Given data:
◇ ◇ ◇ ◇
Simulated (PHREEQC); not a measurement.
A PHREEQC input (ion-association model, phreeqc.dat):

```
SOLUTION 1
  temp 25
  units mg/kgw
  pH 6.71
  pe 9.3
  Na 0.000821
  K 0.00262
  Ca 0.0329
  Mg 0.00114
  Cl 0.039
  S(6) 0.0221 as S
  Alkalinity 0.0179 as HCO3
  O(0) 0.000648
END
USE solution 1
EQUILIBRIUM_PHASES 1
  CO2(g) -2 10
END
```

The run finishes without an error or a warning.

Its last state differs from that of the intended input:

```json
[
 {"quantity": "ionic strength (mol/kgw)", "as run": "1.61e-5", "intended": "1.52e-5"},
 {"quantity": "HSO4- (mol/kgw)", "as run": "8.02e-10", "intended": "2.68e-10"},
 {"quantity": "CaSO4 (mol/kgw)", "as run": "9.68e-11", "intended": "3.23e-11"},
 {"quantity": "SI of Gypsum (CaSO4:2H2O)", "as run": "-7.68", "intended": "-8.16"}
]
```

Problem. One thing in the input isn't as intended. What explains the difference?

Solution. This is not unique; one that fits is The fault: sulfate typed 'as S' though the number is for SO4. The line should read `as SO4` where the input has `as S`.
◇ ◇ ◇ ◇

Activity: In full and without alteration, copy the entries.

Written solution:
Simulated (PHREEQC); not a measurement.
A PHREEQC input (ion-association model, phreeqc.dat):

```
SOLUTION 1
  temp 25
  units mg/kgw
  pH 6.71
  pe 9.3
  Na 0.000821
  K 0.00262
  Ca 0.0329
  Mg 0.00114
  Cl 0.039
  S(6) 0.0221 as S
  Alkalinity 0.0179 as HCO3
  O(0) 0.000648
END
USE solution 1
EQUILIBRIUM_PHASES 1
  CO2(g) -2 10
END
```

The run finishes without an error or a warning.

Its last state differs from that of the intended input:

```json
[
 {"quantity": "ionic strength (mol/kgw)", "as run": "1.61e-5", "intended": "1.52e-5"},
 {"quantity": "HSO4- (mol/kgw)", "as run": "8.02e-10", "intended": "2.68e-10"},
 {"quantity": "CaSO4 (mol/kgw)", "as run": "9.68e-11", "intended": "3.23e-11"},
 {"quantity": "SI of Gypsum (CaSO4:2H2O)", "as run": "-7.68", "intended": "-8.16"}
]
```

Problem. One thing in the input isn't as intended. What explains the difference?

Solution. This is not unique; one that fits is The fault: sulfate typed 'as S' though the number is for SO4. The line should read `as SO4` where the input has `as S`.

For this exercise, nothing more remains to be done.